--- Extracted records Enclosed Below ---

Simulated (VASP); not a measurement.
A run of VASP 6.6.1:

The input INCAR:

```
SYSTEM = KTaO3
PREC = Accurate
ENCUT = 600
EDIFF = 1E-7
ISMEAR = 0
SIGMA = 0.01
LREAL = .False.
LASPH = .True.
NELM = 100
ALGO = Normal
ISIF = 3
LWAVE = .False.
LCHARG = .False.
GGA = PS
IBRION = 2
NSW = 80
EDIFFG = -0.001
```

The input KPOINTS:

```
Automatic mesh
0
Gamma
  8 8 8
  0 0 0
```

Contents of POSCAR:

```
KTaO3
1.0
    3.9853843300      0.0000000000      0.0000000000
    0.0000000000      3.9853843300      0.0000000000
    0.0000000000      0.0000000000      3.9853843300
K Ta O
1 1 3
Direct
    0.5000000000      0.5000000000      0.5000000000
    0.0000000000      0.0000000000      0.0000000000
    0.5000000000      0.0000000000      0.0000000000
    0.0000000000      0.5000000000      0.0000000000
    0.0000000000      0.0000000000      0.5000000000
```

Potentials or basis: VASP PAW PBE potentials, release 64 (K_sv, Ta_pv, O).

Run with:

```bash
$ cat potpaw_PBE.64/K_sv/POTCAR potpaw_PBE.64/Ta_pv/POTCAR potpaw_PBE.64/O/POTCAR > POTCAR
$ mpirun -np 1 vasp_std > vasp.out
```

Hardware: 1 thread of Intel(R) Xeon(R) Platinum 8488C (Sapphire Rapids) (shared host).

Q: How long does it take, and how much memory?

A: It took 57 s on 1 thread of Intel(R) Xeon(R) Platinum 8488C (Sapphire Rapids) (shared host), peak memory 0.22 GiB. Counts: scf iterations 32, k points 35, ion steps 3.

--- End of Enclosed Extracted records ---

### [Action item]
What you return should be exactly the lines above, starting at the one with "Hardware: 1 thread" and ending at the one with "Q: How long", and nothing else.

### [Task output]
Hardware: 1 thread of Intel(R) Xeon(R) Platinum 8488C (Sapphire Rapids) (shared host).

Q: How long does it take, and how much memory?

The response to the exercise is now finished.